§ Work order
Please restate verbatim the lines that open the listing below, ending with the line in which "A first try" occurs.

§ Material provided

= = = = = = =

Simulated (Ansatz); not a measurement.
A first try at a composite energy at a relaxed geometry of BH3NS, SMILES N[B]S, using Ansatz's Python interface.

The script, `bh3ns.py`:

= = = = = = =

§ Written solution
Simulated (Ansatz); not a measurement.
A first try at a composite energy at a relaxed geometry of BH3NS, SMILES N[B]S, using Ansatz's Python interface.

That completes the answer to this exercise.